## ACTION ITEM:
Write out, without any change, the lines in the material below that run from the line with "atoms | 1.24 | (b) |" through the line with "atoms | (c) | (a) |", both included.

## GIVEN DATA:
<<<<
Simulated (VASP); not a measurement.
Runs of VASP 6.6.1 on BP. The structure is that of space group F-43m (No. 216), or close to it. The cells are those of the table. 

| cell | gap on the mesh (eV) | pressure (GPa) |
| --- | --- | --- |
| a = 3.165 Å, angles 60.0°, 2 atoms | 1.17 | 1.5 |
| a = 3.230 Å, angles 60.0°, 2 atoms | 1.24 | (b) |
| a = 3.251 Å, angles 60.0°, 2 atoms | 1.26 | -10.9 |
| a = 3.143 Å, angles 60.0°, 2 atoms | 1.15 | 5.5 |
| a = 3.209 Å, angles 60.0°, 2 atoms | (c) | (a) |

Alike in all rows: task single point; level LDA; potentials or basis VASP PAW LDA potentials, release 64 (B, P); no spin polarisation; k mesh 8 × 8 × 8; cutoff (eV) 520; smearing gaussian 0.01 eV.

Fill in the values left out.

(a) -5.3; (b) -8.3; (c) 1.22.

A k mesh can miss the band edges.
>>>>

## ANSWER SECTION:
| a = 3.230 Å, angles 60.0°, 2 atoms | 1.24 | (b) |
| a = 3.251 Å, angles 60.0°, 2 atoms | 1.26 | -10.9 |
| a = 3.143 Å, angles 60.0°, 2 atoms | 1.15 | 5.5 |
| a = 3.209 Å, angles 60.0°, 2 atoms | (c) | (a) |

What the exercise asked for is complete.